▶ **Supplied records**:
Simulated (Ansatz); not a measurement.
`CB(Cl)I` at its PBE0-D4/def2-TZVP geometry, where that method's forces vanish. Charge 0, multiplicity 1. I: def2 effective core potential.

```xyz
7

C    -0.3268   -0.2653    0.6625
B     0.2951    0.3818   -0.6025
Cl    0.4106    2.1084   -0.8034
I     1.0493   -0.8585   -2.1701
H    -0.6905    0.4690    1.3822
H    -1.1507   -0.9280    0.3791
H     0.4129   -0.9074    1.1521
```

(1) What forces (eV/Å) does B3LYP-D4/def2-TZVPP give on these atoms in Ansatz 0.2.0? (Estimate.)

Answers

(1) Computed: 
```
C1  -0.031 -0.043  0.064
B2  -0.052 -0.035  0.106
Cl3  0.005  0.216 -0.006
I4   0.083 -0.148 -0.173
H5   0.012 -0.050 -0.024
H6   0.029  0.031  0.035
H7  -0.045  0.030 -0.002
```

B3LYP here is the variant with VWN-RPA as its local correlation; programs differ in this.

▶ **Exercise**:
Reproduce the whole listing above, word for word.

▶ **Answer section**:
Simulated (Ansatz); not a measurement.
`CB(Cl)I` at its PBE0-D4/def2-TZVP geometry, where that method's forces vanish. Charge 0, multiplicity 1. I: def2 effective core potential.

```xyz
7

C    -0.3268   -0.2653    0.6625
B     0.2951    0.3818   -0.6025
Cl    0.4106    2.1084   -0.8034
I     1.0493   -0.8585   -2.1701
H    -0.6905    0.4690    1.3822
H    -1.1507   -0.9280    0.3791
H     0.4129   -0.9074    1.1521
```

(1) What forces (eV/Å) does B3LYP-D4/def2-TZVPP give on these atoms in Ansatz 0.2.0? (Estimate.)

Answers

(1) Computed: 
```
C1  -0.031 -0.043  0.064
B2  -0.052 -0.035  0.106
Cl3  0.005  0.216 -0.006
I4   0.083 -0.148 -0.173
H5   0.012 -0.050 -0.024
H6   0.029  0.031  0.035
H7  -0.045  0.030 -0.002
```

B3LYP here is the variant with VWN-RPA as its local correlation; programs differ in this.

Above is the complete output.